◆ **Brief**
All of the data that follows needs to be printed again, exactly as it reads.

◆ **Records provided**
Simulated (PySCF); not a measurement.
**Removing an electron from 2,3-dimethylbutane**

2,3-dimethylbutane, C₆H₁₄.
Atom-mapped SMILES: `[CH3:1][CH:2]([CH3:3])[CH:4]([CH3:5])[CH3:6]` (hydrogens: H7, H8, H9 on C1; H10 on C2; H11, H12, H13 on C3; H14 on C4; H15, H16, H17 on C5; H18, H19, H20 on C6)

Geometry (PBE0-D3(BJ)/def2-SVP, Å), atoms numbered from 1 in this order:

◆ **Expected answer**
Simulated (PySCF); not a measurement.
**Removing an electron from 2,3-dimethylbutane**

2,3-dimethylbutane, C₆H₁₄.
Atom-mapped SMILES: `[CH3:1][CH:2]([CH3:3])[CH:4]([CH3:5])[CH3:6]` (hydrogens: H7, H8, H9 on C1; H10 on C2; H11, H12, H13 on C3; H14 on C4; H15, H16, H17 on C5; H18, H19, H20 on C6)

Geometry (PBE0-D3(BJ)/def2-SVP, Å), atoms numbered from 1 in this order:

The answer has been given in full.